▶ _Work task_: Set the data down once more, exactly as it is written.

▶ _Excerpted records_:
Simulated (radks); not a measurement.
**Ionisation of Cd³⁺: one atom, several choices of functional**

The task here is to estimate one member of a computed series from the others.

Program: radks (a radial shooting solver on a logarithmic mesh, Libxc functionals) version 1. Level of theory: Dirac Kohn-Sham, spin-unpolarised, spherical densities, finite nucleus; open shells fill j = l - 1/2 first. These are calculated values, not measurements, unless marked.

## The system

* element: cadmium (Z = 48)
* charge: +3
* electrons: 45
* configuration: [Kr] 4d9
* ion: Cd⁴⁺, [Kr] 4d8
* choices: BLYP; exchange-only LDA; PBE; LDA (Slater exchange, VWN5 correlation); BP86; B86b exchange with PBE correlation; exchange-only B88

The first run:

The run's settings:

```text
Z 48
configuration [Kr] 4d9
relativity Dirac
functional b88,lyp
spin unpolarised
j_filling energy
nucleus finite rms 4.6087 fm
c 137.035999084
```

▶ _Your solution_:
Simulated (radks); not a measurement.
**Ionisation of Cd³⁺: one atom, several choices of functional**

The task here is to estimate one member of a computed series from the others.

Program: radks (a radial shooting solver on a logarithmic mesh, Libxc functionals) version 1. Level of theory: Dirac Kohn-Sham, spin-unpolarised, spherical densities, finite nucleus; open shells fill j = l - 1/2 first. These are calculated values, not measurements, unless marked.

## The system

* element: cadmium (Z = 48)
* charge: +3
* electrons: 45
* configuration: [Kr] 4d9
* ion: Cd⁴⁺, [Kr] 4d8
* choices: BLYP; exchange-only LDA; PBE; LDA (Slater exchange, VWN5 correlation); BP86; B86b exchange with PBE correlation; exchange-only B88

The first run:

The run's settings:

```text
Z 48
configuration [Kr] 4d9
relativity Dirac
functional b88,lyp
spin unpolarised
j_filling energy
nucleus finite rms 4.6087 fm
c 137.035999084
```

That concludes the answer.